REQUIREMENT: The data beneath this task has to be reprinted character for character.

DATA:

=======

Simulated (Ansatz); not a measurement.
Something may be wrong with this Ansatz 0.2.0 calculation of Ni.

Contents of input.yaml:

=======

SOLUTION:
Simulated (Ansatz); not a measurement.
Something may be wrong with this Ansatz 0.2.0 calculation of Ni.

Contents of input.yaml:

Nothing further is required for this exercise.